● ● ● ● ● ● ●

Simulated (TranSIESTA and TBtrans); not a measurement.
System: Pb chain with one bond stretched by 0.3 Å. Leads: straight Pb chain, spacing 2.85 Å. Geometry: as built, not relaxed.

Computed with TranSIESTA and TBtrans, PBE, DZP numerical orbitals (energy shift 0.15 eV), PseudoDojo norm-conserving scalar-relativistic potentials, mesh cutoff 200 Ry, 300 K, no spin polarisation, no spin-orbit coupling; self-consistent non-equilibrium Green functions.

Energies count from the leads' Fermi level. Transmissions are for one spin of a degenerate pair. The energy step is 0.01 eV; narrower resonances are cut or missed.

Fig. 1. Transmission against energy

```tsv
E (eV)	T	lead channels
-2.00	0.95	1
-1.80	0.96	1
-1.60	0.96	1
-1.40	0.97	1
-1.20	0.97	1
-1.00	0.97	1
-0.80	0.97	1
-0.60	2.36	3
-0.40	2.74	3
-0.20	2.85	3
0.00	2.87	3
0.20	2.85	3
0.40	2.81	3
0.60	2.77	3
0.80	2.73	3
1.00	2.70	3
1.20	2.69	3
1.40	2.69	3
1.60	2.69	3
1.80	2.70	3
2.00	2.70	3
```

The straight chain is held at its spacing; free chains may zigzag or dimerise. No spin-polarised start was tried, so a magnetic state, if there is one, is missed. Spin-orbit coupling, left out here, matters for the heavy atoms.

● ● ● ● ● ● ●

Task item: The lines to retype run from the start of the entries through the line containing "System: Pb chain"; reproduce them exactly and add nothing.

Answer space:
Simulated (TranSIESTA and TBtrans); not a measurement.
System: Pb chain with one bond stretched by 0.3 Å. Leads: straight Pb chain, spacing 2.85 Å. Geometry: as built, not relaxed.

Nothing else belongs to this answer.